::: EXCERPTED DATA

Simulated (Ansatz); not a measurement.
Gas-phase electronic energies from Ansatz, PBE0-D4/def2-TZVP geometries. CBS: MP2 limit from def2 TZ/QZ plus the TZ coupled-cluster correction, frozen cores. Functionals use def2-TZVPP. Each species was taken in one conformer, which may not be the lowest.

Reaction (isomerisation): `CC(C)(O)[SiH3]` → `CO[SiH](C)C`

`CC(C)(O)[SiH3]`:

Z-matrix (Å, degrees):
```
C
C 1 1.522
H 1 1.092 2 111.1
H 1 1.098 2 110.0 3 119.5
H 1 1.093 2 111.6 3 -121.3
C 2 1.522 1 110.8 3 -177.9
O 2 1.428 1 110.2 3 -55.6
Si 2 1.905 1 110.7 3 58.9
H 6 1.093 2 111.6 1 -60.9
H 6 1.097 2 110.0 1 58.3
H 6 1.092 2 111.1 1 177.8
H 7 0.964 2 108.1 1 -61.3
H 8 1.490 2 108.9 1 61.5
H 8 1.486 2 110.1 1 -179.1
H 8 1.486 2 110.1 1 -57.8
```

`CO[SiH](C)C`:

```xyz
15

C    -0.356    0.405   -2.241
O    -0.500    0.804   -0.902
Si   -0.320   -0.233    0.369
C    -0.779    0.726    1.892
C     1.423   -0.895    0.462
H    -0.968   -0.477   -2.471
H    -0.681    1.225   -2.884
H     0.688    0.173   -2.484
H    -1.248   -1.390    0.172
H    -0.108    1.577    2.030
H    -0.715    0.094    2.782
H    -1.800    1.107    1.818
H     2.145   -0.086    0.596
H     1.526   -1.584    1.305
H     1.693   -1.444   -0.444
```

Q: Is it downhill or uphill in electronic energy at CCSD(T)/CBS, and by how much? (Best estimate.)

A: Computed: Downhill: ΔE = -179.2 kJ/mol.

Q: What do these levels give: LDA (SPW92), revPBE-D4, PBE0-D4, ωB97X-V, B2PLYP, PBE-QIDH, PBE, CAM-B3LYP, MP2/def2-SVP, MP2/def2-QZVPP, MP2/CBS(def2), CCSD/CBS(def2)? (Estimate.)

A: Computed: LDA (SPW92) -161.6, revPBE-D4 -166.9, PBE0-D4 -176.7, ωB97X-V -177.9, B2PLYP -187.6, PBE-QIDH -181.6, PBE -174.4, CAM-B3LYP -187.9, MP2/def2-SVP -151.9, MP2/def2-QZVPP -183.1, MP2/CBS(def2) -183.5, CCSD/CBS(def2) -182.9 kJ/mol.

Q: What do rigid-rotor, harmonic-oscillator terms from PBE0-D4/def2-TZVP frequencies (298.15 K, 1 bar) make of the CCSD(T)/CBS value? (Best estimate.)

::::::

Print again the lines of the entries above that fall between the line holding "Q: Is it downhill" and the line holding "A: Computed: LDA", inclusive, exactly as they stand.

Q: Is it downhill or uphill in electronic energy at CCSD(T)/CBS, and by how much? (Best estimate.)

A: Computed: Downhill: ΔE = -179.2 kJ/mol.

Q: What do these levels give: LDA (SPW92), revPBE-D4, PBE0-D4, ωB97X-V, B2PLYP, PBE-QIDH, PBE, CAM-B3LYP, MP2/def2-SVP, MP2/def2-QZVPP, MP2/CBS(def2), CCSD/CBS(def2)? (Estimate.)

A: Computed: LDA (SPW92) -161.6, revPBE-D4 -166.9, PBE0-D4 -176.7, ωB97X-V -177.9, B2PLYP -187.6, PBE-QIDH -181.6, PBE -174.4, CAM-B3LYP -187.9, MP2/def2-SVP -151.9, MP2/def2-QZVPP -183.1, MP2/CBS(def2) -183.5, CCSD/CBS(def2) -182.9 kJ/mol.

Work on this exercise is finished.